*** Opening DATA RECORDS ***
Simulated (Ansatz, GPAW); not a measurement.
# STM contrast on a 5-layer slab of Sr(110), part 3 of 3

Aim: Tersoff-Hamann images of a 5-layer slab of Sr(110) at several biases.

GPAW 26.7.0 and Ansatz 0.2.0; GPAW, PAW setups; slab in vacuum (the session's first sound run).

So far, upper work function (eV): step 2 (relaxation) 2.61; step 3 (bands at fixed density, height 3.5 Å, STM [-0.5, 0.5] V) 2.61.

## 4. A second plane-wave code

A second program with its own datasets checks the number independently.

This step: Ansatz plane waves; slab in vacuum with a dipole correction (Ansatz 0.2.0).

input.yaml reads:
*** Closing DATA RECORDS ***

EXERCISE:
Word for word, restate the entries that appear above.

ANSWER SPACE:
Simulated (Ansatz, GPAW); not a measurement.
# STM contrast on a 5-layer slab of Sr(110), part 3 of 3

Aim: Tersoff-Hamann images of a 5-layer slab of Sr(110) at several biases.

GPAW 26.7.0 and Ansatz 0.2.0; GPAW, PAW setups; slab in vacuum (the session's first sound run).

So far, upper work function (eV): step 2 (relaxation) 2.61; step 3 (bands at fixed density, height 3.5 Å, STM [-0.5, 0.5] V) 2.61.

## 4. A second plane-wave code

A second program with its own datasets checks the number independently.

This step: Ansatz plane waves; slab in vacuum with a dipole correction (Ansatz 0.2.0).

input.yaml reads:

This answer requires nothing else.